BRIEF: Produce an exact copy of the first line of the data below and each line after it, please, up to and including the one with "Q: Estimate Ansatz's values.".

STORED DATA:
==========
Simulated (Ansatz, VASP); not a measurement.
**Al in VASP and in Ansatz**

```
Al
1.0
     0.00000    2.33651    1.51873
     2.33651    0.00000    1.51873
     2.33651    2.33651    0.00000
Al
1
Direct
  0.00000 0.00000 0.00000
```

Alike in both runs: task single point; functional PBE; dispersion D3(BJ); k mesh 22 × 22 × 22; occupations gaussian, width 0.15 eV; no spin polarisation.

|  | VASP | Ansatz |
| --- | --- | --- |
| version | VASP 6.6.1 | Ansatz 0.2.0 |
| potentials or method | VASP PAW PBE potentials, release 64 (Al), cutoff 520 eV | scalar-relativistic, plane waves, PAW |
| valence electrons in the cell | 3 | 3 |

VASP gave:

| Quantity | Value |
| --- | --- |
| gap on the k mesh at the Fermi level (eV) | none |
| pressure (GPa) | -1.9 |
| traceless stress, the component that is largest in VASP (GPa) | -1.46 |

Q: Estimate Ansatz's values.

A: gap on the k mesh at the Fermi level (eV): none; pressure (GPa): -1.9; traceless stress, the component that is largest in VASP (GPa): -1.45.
==========

WRITTEN RESPONSE:
Simulated (Ansatz, VASP); not a measurement.
**Al in VASP and in Ansatz**

```
Al
1.0
     0.00000    2.33651    1.51873
     2.33651    0.00000    1.51873
     2.33651    2.33651    0.00000
Al
1
Direct
  0.00000 0.00000 0.00000
```

Alike in both runs: task single point; functional PBE; dispersion D3(BJ); k mesh 22 × 22 × 22; occupations gaussian, width 0.15 eV; no spin polarisation.

|  | VASP | Ansatz |
| --- | --- | --- |
| version | VASP 6.6.1 | Ansatz 0.2.0 |
| potentials or method | VASP PAW PBE potentials, release 64 (Al), cutoff 520 eV | scalar-relativistic, plane waves, PAW |
| valence electrons in the cell | 3 | 3 |

VASP gave:

| Quantity | Value |
| --- | --- |
| gap on the k mesh at the Fermi level (eV) | none |
| pressure (GPa) | -1.9 |
| traceless stress, the component that is largest in VASP (GPa) | -1.46 |

Q: Estimate Ansatz's values.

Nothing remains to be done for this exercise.